****************

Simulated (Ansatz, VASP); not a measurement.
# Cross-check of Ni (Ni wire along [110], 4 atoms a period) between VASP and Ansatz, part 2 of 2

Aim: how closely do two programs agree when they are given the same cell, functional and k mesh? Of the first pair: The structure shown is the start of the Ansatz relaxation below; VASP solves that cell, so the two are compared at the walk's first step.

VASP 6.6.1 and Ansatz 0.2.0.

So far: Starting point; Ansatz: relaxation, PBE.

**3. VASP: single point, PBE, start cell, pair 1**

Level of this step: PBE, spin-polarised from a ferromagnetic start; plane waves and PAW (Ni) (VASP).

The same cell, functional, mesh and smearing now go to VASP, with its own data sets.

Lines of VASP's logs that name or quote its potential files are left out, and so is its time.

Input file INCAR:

****************

**EXERCISE**
Write the opening line of the data above and every line after it, exactly, stopping once you have written the line with "Level of this".

**ANSWER BOX**
Simulated (Ansatz, VASP); not a measurement.
# Cross-check of Ni (Ni wire along [110], 4 atoms a period) between VASP and Ansatz, part 2 of 2

Aim: how closely do two programs agree when they are given the same cell, functional and k mesh? Of the first pair: The structure shown is the start of the Ansatz relaxation below; VASP solves that cell, so the two are compared at the walk's first step.

VASP 6.6.1 and Ansatz 0.2.0.

So far: Starting point; Ansatz: relaxation, PBE.

**3. VASP: single point, PBE, start cell, pair 1**

Level of this step: PBE, spin-polarised from a ferromagnetic start; plane waves and PAW (Ni) (VASP).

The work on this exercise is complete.